───── MATERIAL SUPPLIED

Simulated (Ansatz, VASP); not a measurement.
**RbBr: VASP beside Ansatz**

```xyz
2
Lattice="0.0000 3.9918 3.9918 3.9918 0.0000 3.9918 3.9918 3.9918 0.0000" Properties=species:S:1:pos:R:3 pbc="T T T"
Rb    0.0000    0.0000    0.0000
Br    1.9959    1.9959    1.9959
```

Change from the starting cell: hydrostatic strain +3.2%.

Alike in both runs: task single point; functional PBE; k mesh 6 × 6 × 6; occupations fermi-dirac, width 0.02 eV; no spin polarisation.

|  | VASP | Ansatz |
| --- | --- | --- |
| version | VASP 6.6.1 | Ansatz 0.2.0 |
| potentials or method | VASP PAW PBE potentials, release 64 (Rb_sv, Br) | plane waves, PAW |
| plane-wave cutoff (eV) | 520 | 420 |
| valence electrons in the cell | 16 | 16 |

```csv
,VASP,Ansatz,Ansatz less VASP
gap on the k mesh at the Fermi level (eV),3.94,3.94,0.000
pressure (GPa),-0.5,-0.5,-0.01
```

──────────

» WORK INSTRUCTION: Copy the material above so that it matches line for line.

» EXPECTED ANSWER:
Simulated (Ansatz, VASP); not a measurement.
**RbBr: VASP beside Ansatz**

```xyz
2
Lattice="0.0000 3.9918 3.9918 3.9918 0.0000 3.9918 3.9918 3.9918 0.0000" Properties=species:S:1:pos:R:3 pbc="T T T"
Rb    0.0000    0.0000    0.0000
Br    1.9959    1.9959    1.9959
```

Change from the starting cell: hydrostatic strain +3.2%.

Alike in both runs: task single point; functional PBE; k mesh 6 × 6 × 6; occupations fermi-dirac, width 0.02 eV; no spin polarisation.

|  | VASP | Ansatz |
| --- | --- | --- |
| version | VASP 6.6.1 | Ansatz 0.2.0 |
| potentials or method | VASP PAW PBE potentials, release 64 (Rb_sv, Br) | plane waves, PAW |
| plane-wave cutoff (eV) | 520 | 420 |
| valence electrons in the cell | 16 | 16 |

```csv
,VASP,Ansatz,Ansatz less VASP
gap on the k mesh at the Fermi level (eV),3.94,3.94,0.000
pressure (GPa),-0.5,-0.5,-0.01
```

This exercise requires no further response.